→ **WORK ORDER**: Of the lines listed below, return exactly those that run from the line containing "Width of the" through the line containing "Constants: hbar^2/2m0 = 3.80998211", both included.

Start of Block

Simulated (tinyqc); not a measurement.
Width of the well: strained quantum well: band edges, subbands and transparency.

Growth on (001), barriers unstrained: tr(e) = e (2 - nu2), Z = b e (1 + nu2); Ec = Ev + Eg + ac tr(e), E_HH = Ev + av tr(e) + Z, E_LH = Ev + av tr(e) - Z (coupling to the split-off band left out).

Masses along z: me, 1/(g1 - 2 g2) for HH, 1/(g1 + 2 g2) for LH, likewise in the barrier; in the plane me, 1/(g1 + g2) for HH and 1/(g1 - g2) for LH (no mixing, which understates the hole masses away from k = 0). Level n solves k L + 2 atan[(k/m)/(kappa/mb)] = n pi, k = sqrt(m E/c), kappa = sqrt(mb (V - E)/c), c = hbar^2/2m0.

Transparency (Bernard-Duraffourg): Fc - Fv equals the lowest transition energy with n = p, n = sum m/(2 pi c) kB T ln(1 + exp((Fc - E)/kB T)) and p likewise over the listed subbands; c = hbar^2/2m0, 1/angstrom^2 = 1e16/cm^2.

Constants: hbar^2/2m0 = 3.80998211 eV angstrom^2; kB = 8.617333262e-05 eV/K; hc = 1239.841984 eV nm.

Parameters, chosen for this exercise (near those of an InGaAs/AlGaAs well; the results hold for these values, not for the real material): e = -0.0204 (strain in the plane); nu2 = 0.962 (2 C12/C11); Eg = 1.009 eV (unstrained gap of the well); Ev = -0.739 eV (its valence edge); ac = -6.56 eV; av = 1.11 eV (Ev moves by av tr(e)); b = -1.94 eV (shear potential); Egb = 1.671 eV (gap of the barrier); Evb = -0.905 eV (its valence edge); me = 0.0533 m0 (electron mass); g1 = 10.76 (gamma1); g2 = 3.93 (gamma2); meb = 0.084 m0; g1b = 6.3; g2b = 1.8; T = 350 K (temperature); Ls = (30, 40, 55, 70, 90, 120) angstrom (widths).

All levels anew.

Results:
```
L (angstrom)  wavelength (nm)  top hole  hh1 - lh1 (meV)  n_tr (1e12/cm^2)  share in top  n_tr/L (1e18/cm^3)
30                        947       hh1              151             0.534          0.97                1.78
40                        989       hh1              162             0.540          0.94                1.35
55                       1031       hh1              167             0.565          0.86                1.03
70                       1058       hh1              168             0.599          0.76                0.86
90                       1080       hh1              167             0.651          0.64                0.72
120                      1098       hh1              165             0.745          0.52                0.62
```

End of Block

→ **RESPONSE BOX**:
Width of the well: strained quantum well: band edges, subbands and transparency.

Growth on (001), barriers unstrained: tr(e) = e (2 - nu2), Z = b e (1 + nu2); Ec = Ev + Eg + ac tr(e), E_HH = Ev + av tr(e) + Z, E_LH = Ev + av tr(e) - Z (coupling to the split-off band left out).

Masses along z: me, 1/(g1 - 2 g2) for HH, 1/(g1 + 2 g2) for LH, likewise in the barrier; in the plane me, 1/(g1 + g2) for HH and 1/(g1 - g2) for LH (no mixing, which understates the hole masses away from k = 0). Level n solves k L + 2 atan[(k/m)/(kappa/mb)] = n pi, k = sqrt(m E/c), kappa = sqrt(mb (V - E)/c), c = hbar^2/2m0.

Transparency (Bernard-Duraffourg): Fc - Fv equals the lowest transition energy with n = p, n = sum m/(2 pi c) kB T ln(1 + exp((Fc - E)/kB T)) and p likewise over the listed subbands; c = hbar^2/2m0, 1/angstrom^2 = 1e16/cm^2.

Constants: hbar^2/2m0 = 3.80998211 eV angstrom^2; kB = 8.617333262e-05 eV/K; hc = 1239.841984 eV nm.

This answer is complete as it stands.